ACTION ITEM:
When you answer, give every record back exactly as written.

(DATA PROVIDED)

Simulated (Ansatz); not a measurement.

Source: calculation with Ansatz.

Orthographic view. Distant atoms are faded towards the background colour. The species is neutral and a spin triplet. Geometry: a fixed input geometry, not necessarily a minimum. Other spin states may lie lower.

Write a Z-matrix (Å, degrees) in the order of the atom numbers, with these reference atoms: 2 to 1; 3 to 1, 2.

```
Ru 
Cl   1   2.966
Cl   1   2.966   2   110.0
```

(End DATA PROVIDED)

EXERCISE OUTPUT:
Simulated (Ansatz); not a measurement.

Source: calculation with Ansatz.

Orthographic view. Distant atoms are faded towards the background colour. The species is neutral and a spin triplet. Geometry: a fixed input geometry, not necessarily a minimum. Other spin states may lie lower.

Write a Z-matrix (Å, degrees) in the order of the atom numbers, with these reference atoms: 2 to 1; 3 to 1, 2.

```
Ru 
Cl   1   2.966
Cl   1   2.966   2   110.0
```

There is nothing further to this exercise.